┌─ Stored data
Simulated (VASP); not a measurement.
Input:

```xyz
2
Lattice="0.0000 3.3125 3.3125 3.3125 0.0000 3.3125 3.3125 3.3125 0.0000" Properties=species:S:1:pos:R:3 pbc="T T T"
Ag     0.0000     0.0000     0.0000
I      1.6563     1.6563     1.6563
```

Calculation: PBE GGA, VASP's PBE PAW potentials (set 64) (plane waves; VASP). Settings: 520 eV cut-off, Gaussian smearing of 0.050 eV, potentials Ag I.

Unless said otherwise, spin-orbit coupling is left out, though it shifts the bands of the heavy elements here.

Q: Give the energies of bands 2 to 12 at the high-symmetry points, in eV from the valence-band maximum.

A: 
└─

Work instruction — All lines from the beginning of the material above through the one with "Q: Give the" need to be returned exactly; please return those and only those.

Written answer —
Simulated (VASP); not a measurement.
Input:

```xyz
2
Lattice="0.0000 3.3125 3.3125 3.3125 0.0000 3.3125 3.3125 3.3125 0.0000" Properties=species:S:1:pos:R:3 pbc="T T T"
Ag     0.0000     0.0000     0.0000
I      1.6563     1.6563     1.6563
```

Calculation: PBE GGA, VASP's PBE PAW potentials (set 64) (plane waves; VASP). Settings: 520 eV cut-off, Gaussian smearing of 0.050 eV, potentials Ag I.

Unless said otherwise, spin-orbit coupling is left out, though it shifts the bands of the heavy elements here.

Q: Give the energies of bands 2 to 12 at the high-symmetry points, in eV from the valence-band maximum.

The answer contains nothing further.